▶ [EXERCISE] Your answer must match the entries below word for word.

▶ [EXERCISE DATA]
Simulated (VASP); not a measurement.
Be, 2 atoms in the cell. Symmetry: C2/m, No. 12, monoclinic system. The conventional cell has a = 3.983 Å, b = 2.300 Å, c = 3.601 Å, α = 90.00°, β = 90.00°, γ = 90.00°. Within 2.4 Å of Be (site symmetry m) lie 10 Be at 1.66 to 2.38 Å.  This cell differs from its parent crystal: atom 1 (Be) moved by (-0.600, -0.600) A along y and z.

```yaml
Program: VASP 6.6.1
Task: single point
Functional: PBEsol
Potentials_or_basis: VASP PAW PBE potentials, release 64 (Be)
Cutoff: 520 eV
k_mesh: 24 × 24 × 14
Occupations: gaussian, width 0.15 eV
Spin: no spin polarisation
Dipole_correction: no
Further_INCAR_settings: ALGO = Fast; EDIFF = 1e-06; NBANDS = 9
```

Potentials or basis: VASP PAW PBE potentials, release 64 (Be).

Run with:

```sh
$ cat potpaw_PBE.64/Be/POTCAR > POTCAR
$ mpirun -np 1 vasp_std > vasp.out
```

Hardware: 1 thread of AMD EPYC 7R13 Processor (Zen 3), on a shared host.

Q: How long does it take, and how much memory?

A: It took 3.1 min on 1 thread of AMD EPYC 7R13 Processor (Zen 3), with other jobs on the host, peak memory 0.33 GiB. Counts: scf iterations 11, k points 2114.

▶ [EXERCISE SOLUTION]
Simulated (VASP); not a measurement.
Be, 2 atoms in the cell. Symmetry: C2/m, No. 12, monoclinic system. The conventional cell has a = 3.983 Å, b = 2.300 Å, c = 3.601 Å, α = 90.00°, β = 90.00°, γ = 90.00°. Within 2.4 Å of Be (site symmetry m) lie 10 Be at 1.66 to 2.38 Å.  This cell differs from its parent crystal: atom 1 (Be) moved by (-0.600, -0.600) A along y and z.

```yaml
Program: VASP 6.6.1
Task: single point
Functional: PBEsol
Potentials_or_basis: VASP PAW PBE potentials, release 64 (Be)
Cutoff: 520 eV
k_mesh: 24 × 24 × 14
Occupations: gaussian, width 0.15 eV
Spin: no spin polarisation
Dipole_correction: no
Further_INCAR_settings: ALGO = Fast; EDIFF = 1e-06; NBANDS = 9
```

Potentials or basis: VASP PAW PBE potentials, release 64 (Be).

Run with:

```sh
$ cat potpaw_PBE.64/Be/POTCAR > POTCAR
$ mpirun -np 1 vasp_std > vasp.out
```

Hardware: 1 thread of AMD EPYC 7R13 Processor (Zen 3), on a shared host.

Q: How long does it take, and how much memory?

A: It took 3.1 min on 1 thread of AMD EPYC 7R13 Processor (Zen 3), with other jobs on the host, peak memory 0.33 GiB. Counts: scf iterations 11, k points 2114.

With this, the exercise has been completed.